WORK TASK
Among the lines below, a stretch begins at the one with "(2) Al4 (aluminium" and ends at the one with "(3) IGLO-III 2.4". Repeat that stretch exactly, ends included.

AVAILABLE DATA
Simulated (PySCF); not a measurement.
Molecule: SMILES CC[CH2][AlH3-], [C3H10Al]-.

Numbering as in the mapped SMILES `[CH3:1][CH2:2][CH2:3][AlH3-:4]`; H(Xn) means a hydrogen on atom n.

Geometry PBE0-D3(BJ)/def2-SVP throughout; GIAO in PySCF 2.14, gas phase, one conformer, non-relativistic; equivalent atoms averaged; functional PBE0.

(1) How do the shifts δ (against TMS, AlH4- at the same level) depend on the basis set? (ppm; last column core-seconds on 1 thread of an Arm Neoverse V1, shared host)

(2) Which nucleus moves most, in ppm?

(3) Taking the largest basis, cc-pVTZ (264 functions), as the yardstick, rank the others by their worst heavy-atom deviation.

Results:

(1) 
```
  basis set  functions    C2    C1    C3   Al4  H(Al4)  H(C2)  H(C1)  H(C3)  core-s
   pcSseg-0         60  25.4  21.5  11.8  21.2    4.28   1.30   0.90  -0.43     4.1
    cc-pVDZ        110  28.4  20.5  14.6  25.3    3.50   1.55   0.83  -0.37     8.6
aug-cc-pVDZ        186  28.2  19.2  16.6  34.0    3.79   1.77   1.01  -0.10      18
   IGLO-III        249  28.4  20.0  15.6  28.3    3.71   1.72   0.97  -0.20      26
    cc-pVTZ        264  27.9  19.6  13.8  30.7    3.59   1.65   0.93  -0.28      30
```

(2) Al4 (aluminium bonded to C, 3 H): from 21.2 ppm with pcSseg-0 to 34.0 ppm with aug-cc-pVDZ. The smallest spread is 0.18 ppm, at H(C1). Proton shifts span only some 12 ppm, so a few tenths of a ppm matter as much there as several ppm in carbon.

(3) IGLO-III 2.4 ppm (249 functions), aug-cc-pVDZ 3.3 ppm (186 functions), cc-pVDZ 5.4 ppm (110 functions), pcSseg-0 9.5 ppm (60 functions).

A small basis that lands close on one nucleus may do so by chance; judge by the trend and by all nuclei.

ANSWER AREA
(2) Al4 (aluminium bonded to C, 3 H): from 21.2 ppm with pcSseg-0 to 34.0 ppm with aug-cc-pVDZ. The smallest spread is 0.18 ppm, at H(C1). Proton shifts span only some 12 ppm, so a few tenths of a ppm matter as much there as several ppm in carbon.

(3) IGLO-III 2.4 ppm (249 functions), aug-cc-pVDZ 3.3 ppm (186 functions), cc-pVDZ 5.4 ppm (110 functions), pcSseg-0 9.5 ppm (60 functions).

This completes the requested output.